[Start of Attachment]

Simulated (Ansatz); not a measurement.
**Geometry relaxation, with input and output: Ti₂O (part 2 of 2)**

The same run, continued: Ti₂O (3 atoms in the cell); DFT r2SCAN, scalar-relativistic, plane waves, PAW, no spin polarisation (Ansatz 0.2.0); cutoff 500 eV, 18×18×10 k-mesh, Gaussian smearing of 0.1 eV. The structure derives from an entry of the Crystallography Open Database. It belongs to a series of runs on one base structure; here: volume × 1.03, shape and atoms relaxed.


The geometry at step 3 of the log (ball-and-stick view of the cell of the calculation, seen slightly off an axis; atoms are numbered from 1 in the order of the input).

[End of Attachment]

Please output an exact copy of the lines above, from the opening line of the data down to the line that contains "The same run, continued: Ti₂O".

Exercise result:
Simulated (Ansatz); not a measurement.
**Geometry relaxation, with input and output: Ti₂O (part 2 of 2)**

The same run, continued: Ti₂O (3 atoms in the cell); DFT r2SCAN, scalar-relativistic, plane waves, PAW, no spin polarisation (Ansatz 0.2.0); cutoff 500 eV, 18×18×10 k-mesh, Gaussian smearing of 0.1 eV. The structure derives from an entry of the Crystallography Open Database. It belongs to a series of runs on one base structure; here: volume × 1.03, shape and atoms relaxed.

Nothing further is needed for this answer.